EXTRACTED ENTRIES:
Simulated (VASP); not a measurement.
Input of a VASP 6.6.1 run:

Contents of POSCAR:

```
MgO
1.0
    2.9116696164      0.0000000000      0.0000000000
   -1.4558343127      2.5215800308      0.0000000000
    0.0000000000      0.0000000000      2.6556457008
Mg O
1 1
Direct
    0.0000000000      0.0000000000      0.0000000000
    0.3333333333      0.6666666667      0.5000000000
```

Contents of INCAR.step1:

ASSIGNMENT: Transcribe all of the records above without altering anything.

TASK RESPONSE:
Simulated (VASP); not a measurement.
Input of a VASP 6.6.1 run:

Contents of POSCAR:

```
MgO
1.0
    2.9116696164      0.0000000000      0.0000000000
   -1.4558343127      2.5215800308      0.0000000000
    0.0000000000      0.0000000000      2.6556457008
Mg O
1 1
Direct
    0.0000000000      0.0000000000      0.0000000000
    0.3333333333      0.6666666667      0.5000000000
```

Contents of INCAR.step1:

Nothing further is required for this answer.